/---

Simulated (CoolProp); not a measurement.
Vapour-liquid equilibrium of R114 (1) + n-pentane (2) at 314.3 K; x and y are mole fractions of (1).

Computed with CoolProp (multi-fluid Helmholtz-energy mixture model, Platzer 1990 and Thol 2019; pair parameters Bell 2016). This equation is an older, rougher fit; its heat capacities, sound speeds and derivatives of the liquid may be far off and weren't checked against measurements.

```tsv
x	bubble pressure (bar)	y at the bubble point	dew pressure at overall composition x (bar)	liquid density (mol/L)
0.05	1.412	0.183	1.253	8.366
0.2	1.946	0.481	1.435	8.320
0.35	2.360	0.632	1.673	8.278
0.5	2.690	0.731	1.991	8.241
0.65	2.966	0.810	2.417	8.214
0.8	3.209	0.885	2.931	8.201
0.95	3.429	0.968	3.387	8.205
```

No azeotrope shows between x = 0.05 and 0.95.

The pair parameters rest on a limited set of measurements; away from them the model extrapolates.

\---

# Requirement:
All of the entries above are to be written out again exactly.

# Your response:
Simulated (CoolProp); not a measurement.
Vapour-liquid equilibrium of R114 (1) + n-pentane (2) at 314.3 K; x and y are mole fractions of (1).

Computed with CoolProp (multi-fluid Helmholtz-energy mixture model, Platzer 1990 and Thol 2019; pair parameters Bell 2016). This equation is an older, rougher fit; its heat capacities, sound speeds and derivatives of the liquid may be far off and weren't checked against measurements.

```tsv
x	bubble pressure (bar)	y at the bubble point	dew pressure at overall composition x (bar)	liquid density (mol/L)
0.05	1.412	0.183	1.253	8.366
0.2	1.946	0.481	1.435	8.320
0.35	2.360	0.632	1.673	8.278
0.5	2.690	0.731	1.991	8.241
0.65	2.966	0.810	2.417	8.214
0.8	3.209	0.885	2.931	8.201
0.95	3.429	0.968	3.387	8.205
```

No azeotrope shows between x = 0.05 and 0.95.

The pair parameters rest on a limited set of measurements; away from them the model extrapolates.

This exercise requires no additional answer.